▶ Work item:
The entries are to be duplicated exactly, with nothing left out.

▶ Data listing:
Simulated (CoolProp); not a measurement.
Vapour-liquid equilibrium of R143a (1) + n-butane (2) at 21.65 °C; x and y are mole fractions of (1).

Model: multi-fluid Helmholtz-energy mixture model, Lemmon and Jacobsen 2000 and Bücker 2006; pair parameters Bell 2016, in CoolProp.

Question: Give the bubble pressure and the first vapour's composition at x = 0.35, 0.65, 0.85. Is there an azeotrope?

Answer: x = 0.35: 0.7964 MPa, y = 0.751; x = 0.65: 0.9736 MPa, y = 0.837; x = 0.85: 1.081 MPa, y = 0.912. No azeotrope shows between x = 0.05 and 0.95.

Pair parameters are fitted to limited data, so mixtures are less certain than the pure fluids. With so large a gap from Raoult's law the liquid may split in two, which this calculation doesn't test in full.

▶ Task solution:
Simulated (CoolProp); not a measurement.
Vapour-liquid equilibrium of R143a (1) + n-butane (2) at 21.65 °C; x and y are mole fractions of (1).

Model: multi-fluid Helmholtz-energy mixture model, Lemmon and Jacobsen 2000 and Bücker 2006; pair parameters Bell 2016, in CoolProp.

Question: Give the bubble pressure and the first vapour's composition at x = 0.35, 0.65, 0.85. Is there an azeotrope?

Answer: x = 0.35: 0.7964 MPa, y = 0.751; x = 0.65: 0.9736 MPa, y = 0.837; x = 0.85: 1.081 MPa, y = 0.912. No azeotrope shows between x = 0.05 and 0.95.

Pair parameters are fitted to limited data, so mixtures are less certain than the pure fluids. With so large a gap from Raoult's law the liquid may split in two, which this calculation doesn't test in full.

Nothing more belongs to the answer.